REQUIREMENT:
Below are records; reproduce exactly the lines from the first through the one containing "Potentials or basis: VASP".

---------- ENTRIES SUPPLIED ----------
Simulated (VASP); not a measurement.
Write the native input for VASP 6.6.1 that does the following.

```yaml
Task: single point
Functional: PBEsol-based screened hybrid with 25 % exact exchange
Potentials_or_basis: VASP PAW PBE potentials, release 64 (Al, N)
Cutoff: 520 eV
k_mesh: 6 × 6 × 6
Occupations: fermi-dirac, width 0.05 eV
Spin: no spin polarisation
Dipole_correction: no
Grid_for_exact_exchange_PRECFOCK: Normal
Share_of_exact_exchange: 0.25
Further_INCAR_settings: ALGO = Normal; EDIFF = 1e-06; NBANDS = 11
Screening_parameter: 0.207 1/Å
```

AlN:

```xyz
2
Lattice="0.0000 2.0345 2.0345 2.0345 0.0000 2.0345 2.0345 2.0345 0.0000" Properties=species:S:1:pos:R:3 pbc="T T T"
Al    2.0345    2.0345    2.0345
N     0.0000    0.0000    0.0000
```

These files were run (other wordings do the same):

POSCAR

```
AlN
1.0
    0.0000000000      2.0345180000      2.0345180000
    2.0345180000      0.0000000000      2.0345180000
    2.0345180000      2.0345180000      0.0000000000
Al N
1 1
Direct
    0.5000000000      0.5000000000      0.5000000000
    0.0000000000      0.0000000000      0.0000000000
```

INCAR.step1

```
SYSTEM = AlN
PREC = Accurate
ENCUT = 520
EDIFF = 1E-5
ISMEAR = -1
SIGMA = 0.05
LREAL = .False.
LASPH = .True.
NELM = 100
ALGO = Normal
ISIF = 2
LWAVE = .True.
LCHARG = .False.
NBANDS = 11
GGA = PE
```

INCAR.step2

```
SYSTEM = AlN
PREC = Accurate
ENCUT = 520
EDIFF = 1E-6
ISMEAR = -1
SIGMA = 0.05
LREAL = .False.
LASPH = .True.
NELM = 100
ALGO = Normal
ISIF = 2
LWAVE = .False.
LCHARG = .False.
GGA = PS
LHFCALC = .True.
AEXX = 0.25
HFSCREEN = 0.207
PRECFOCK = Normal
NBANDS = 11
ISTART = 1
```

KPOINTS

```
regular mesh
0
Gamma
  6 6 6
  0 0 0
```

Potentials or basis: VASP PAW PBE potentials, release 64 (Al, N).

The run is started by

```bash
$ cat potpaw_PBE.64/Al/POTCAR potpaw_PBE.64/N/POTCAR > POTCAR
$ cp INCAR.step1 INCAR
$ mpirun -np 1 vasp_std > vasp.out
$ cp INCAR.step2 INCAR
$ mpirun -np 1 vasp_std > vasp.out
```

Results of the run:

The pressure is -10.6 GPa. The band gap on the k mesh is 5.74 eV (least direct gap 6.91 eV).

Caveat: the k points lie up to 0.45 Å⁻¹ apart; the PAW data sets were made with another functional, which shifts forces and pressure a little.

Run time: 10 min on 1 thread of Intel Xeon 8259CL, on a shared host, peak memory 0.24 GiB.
----------

RESPONSE BOX:
Simulated (VASP); not a measurement.
Write the native input for VASP 6.6.1 that does the following.

```yaml
Task: single point
Functional: PBEsol-based screened hybrid with 25 % exact exchange
Potentials_or_basis: VASP PAW PBE potentials, release 64 (Al, N)
Cutoff: 520 eV
k_mesh: 6 × 6 × 6
Occupations: fermi-dirac, width 0.05 eV
Spin: no spin polarisation
Dipole_correction: no
Grid_for_exact_exchange_PRECFOCK: Normal
Share_of_exact_exchange: 0.25
Further_INCAR_settings: ALGO = Normal; EDIFF = 1e-06; NBANDS = 11
Screening_parameter: 0.207 1/Å
```

AlN:

```xyz
2
Lattice="0.0000 2.0345 2.0345 2.0345 0.0000 2.0345 2.0345 2.0345 0.0000" Properties=species:S:1:pos:R:3 pbc="T T T"
Al    2.0345    2.0345    2.0345
N     0.0000    0.0000    0.0000
```

These files were run (other wordings do the same):

POSCAR

```
AlN
1.0
    0.0000000000      2.0345180000      2.0345180000
    2.0345180000      0.0000000000      2.0345180000
    2.0345180000      2.0345180000      0.0000000000
Al N
1 1
Direct
    0.5000000000      0.5000000000      0.5000000000
    0.0000000000      0.0000000000      0.0000000000
```

INCAR.step1

```
SYSTEM = AlN
PREC = Accurate
ENCUT = 520
EDIFF = 1E-5
ISMEAR = -1
SIGMA = 0.05
LREAL = .False.
LASPH = .True.
NELM = 100
ALGO = Normal
ISIF = 2
LWAVE = .True.
LCHARG = .False.
NBANDS = 11
GGA = PE
```

INCAR.step2

```
SYSTEM = AlN
PREC = Accurate
ENCUT = 520
EDIFF = 1E-6
ISMEAR = -1
SIGMA = 0.05
LREAL = .False.
LASPH = .True.
NELM = 100
ALGO = Normal
ISIF = 2
LWAVE = .False.
LCHARG = .False.
GGA = PS
LHFCALC = .True.
AEXX = 0.25
HFSCREEN = 0.207
PRECFOCK = Normal
NBANDS = 11
ISTART = 1
```

KPOINTS

```
regular mesh
0
Gamma
  6 6 6
  0 0 0
```

Potentials or basis: VASP PAW PBE potentials, release 64 (Al, N).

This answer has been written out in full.